=== WORK TASK ===
Nothing is to be altered; the data must be repeated exactly.

=== EXCERPTED RECORDS ===
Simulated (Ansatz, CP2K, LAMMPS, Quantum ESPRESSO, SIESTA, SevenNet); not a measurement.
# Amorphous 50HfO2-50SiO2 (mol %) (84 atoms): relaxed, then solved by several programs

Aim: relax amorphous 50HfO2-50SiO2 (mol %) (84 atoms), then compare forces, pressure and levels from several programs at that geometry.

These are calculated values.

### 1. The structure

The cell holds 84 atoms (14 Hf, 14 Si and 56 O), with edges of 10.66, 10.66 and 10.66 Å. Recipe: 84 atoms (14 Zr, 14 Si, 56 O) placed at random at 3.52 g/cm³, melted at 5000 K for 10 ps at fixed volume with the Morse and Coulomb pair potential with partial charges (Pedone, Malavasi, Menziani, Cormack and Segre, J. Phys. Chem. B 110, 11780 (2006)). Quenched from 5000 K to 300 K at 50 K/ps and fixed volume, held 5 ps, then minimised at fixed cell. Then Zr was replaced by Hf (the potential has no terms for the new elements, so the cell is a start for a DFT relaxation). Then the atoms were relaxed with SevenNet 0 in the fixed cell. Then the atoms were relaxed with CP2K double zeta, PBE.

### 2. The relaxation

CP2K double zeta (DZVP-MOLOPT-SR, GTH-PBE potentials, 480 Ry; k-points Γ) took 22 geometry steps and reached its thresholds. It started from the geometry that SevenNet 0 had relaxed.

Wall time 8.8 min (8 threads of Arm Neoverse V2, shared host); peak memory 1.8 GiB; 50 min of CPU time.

=== TASK RESPONSE ===
Simulated (Ansatz, CP2K, LAMMPS, Quantum ESPRESSO, SIESTA, SevenNet); not a measurement.
# Amorphous 50HfO2-50SiO2 (mol %) (84 atoms): relaxed, then solved by several programs

Aim: relax amorphous 50HfO2-50SiO2 (mol %) (84 atoms), then compare forces, pressure and levels from several programs at that geometry.

These are calculated values.

### 1. The structure

The cell holds 84 atoms (14 Hf, 14 Si and 56 O), with edges of 10.66, 10.66 and 10.66 Å. Recipe: 84 atoms (14 Zr, 14 Si, 56 O) placed at random at 3.52 g/cm³, melted at 5000 K for 10 ps at fixed volume with the Morse and Coulomb pair potential with partial charges (Pedone, Malavasi, Menziani, Cormack and Segre, J. Phys. Chem. B 110, 11780 (2006)). Quenched from 5000 K to 300 K at 50 K/ps and fixed volume, held 5 ps, then minimised at fixed cell. Then Zr was replaced by Hf (the potential has no terms for the new elements, so the cell is a start for a DFT relaxation). Then the atoms were relaxed with SevenNet 0 in the fixed cell. Then the atoms were relaxed with CP2K double zeta, PBE.

### 2. The relaxation

CP2K double zeta (DZVP-MOLOPT-SR, GTH-PBE potentials, 480 Ry; k-points Γ) took 22 geometry steps and reached its thresholds. It started from the geometry that SevenNet 0 had relaxed.

Wall time 8.8 min (8 threads of Arm Neoverse V2, shared host); peak memory 1.8 GiB; 50 min of CPU time.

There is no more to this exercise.